# [Assignment]
From the data that follows, print exactly the lines starting at the one containing "The structure of" and ending at the one containing "These files were"; include both of them and nothing more.

# [Given entries]
=== Begin Enclosure ===

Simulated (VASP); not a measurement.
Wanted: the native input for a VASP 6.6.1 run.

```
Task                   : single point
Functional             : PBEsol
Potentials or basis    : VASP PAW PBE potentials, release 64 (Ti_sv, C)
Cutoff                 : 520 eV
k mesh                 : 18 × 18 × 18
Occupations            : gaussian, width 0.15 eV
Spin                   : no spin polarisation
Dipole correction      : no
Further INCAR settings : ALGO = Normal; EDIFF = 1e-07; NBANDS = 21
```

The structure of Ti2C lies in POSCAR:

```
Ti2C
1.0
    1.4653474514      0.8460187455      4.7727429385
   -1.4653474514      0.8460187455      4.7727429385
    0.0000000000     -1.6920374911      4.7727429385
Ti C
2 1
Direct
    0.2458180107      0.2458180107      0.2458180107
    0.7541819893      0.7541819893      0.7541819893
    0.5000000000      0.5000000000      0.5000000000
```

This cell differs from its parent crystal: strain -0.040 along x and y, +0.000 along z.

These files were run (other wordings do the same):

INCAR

=== End Enclosure ===

# [Exercise result]
The structure of Ti2C lies in POSCAR:

```
Ti2C
1.0
    1.4653474514      0.8460187455      4.7727429385
   -1.4653474514      0.8460187455      4.7727429385
    0.0000000000     -1.6920374911      4.7727429385
Ti C
2 1
Direct
    0.2458180107      0.2458180107      0.2458180107
    0.7541819893      0.7541819893      0.7541819893
    0.5000000000      0.5000000000      0.5000000000
```

This cell differs from its parent crystal: strain -0.040 along x and y, +0.000 along z.

These files were run (other wordings do the same):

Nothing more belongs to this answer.